- WORK ORDER: Copy out the data line by line exactly, from its start to the line bearing "The structure derives", inclusive.

=== DATA UNDER STUDY ===

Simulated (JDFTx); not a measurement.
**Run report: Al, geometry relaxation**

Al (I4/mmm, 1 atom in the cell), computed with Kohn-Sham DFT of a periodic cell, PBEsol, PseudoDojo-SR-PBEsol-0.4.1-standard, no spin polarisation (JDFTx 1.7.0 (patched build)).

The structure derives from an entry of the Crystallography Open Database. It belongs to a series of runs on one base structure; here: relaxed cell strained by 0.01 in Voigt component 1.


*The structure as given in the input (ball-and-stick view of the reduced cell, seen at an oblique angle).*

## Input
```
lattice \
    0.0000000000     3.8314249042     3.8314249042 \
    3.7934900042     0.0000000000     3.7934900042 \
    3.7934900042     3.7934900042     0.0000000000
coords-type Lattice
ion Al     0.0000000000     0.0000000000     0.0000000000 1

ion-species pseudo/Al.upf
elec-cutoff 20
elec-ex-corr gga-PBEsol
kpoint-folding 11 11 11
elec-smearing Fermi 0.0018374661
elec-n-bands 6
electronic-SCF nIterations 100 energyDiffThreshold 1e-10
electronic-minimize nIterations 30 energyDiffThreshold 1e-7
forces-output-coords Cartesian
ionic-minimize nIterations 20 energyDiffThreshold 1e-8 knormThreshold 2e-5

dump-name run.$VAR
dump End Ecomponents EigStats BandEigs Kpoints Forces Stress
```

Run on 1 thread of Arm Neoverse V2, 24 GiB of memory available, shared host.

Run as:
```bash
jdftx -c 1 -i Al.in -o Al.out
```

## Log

===

- EXERCISE SOLUTION:
Simulated (JDFTx); not a measurement.
**Run report: Al, geometry relaxation**

Al (I4/mmm, 1 atom in the cell), computed with Kohn-Sham DFT of a periodic cell, PBEsol, PseudoDojo-SR-PBEsol-0.4.1-standard, no spin polarisation (JDFTx 1.7.0 (patched build)).

The structure derives from an entry of the Crystallography Open Database. It belongs to a series of runs on one base structure; here: relaxed cell strained by 0.01 in Voigt component 1.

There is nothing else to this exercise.